══════
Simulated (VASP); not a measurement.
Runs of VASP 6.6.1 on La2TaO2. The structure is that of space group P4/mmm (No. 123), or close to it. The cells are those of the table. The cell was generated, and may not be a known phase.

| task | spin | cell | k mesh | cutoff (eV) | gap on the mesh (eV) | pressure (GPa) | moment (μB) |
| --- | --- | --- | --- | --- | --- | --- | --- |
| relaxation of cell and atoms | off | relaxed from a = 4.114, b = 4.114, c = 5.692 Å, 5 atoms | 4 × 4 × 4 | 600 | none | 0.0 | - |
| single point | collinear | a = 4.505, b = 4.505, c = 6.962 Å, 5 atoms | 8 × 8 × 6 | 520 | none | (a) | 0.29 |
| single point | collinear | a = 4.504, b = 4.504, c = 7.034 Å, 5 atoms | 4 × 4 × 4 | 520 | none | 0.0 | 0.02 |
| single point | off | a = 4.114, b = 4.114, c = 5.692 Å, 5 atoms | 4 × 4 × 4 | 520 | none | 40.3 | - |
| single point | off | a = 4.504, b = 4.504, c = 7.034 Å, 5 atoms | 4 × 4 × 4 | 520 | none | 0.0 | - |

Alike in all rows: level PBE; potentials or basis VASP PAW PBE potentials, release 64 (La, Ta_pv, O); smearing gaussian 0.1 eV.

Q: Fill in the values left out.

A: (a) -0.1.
══════

- WORK ORDER
Scan the lines above for "600 | none | 0.0 | - |" and for "Q: Fill in the values left out.". Repeat exactly the line holding each of them and every line in between.

- ANSWER SPACE
| relaxation of cell and atoms | off | relaxed from a = 4.114, b = 4.114, c = 5.692 Å, 5 atoms | 4 × 4 × 4 | 600 | none | 0.0 | - |
| single point | collinear | a = 4.505, b = 4.505, c = 6.962 Å, 5 atoms | 8 × 8 × 6 | 520 | none | (a) | 0.29 |
| single point | collinear | a = 4.504, b = 4.504, c = 7.034 Å, 5 atoms | 4 × 4 × 4 | 520 | none | 0.0 | 0.02 |
| single point | off | a = 4.114, b = 4.114, c = 5.692 Å, 5 atoms | 4 × 4 × 4 | 520 | none | 40.3 | - |
| single point | off | a = 4.504, b = 4.504, c = 7.034 Å, 5 atoms | 4 × 4 × 4 | 520 | none | 0.0 | - |

Alike in all rows: level PBE; potentials or basis VASP PAW PBE potentials, release 64 (La, Ta_pv, O); smearing gaussian 0.1 eV.

Q: Fill in the values left out.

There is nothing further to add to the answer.